Work request:
Write the listing below out again exactly, though only as far as the line with "Result: gap on", which is included.

Source information:
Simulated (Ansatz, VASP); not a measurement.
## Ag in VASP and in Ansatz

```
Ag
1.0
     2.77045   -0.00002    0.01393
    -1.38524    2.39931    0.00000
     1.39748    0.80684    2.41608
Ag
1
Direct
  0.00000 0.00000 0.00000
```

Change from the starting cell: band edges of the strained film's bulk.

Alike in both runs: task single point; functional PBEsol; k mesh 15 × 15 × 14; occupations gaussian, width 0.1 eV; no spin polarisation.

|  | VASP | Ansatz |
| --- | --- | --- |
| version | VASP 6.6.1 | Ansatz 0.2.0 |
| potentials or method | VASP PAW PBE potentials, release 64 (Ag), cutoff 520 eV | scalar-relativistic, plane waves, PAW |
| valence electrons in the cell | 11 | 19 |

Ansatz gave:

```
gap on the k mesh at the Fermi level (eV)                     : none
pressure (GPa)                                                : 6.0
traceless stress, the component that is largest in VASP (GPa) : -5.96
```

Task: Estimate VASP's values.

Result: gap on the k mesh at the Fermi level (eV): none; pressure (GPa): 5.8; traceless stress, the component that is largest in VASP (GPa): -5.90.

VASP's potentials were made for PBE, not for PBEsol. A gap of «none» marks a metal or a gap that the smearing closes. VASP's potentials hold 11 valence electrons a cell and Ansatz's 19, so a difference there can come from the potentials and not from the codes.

Response box:
Simulated (Ansatz, VASP); not a measurement.
## Ag in VASP and in Ansatz

```
Ag
1.0
     2.77045   -0.00002    0.01393
    -1.38524    2.39931    0.00000
     1.39748    0.80684    2.41608
Ag
1
Direct
  0.00000 0.00000 0.00000
```

Change from the starting cell: band edges of the strained film's bulk.

Alike in both runs: task single point; functional PBEsol; k mesh 15 × 15 × 14; occupations gaussian, width 0.1 eV; no spin polarisation.

|  | VASP | Ansatz |
| --- | --- | --- |
| version | VASP 6.6.1 | Ansatz 0.2.0 |
| potentials or method | VASP PAW PBE potentials, release 64 (Ag), cutoff 520 eV | scalar-relativistic, plane waves, PAW |
| valence electrons in the cell | 11 | 19 |

Ansatz gave:

```
gap on the k mesh at the Fermi level (eV)                     : none
pressure (GPa)                                                : 6.0
traceless stress, the component that is largest in VASP (GPa) : -5.96
```

Task: Estimate VASP's values.

Result: gap on the k mesh at the Fermi level (eV): none; pressure (GPa): 5.8; traceless stress, the component that is largest in VASP (GPa): -5.90.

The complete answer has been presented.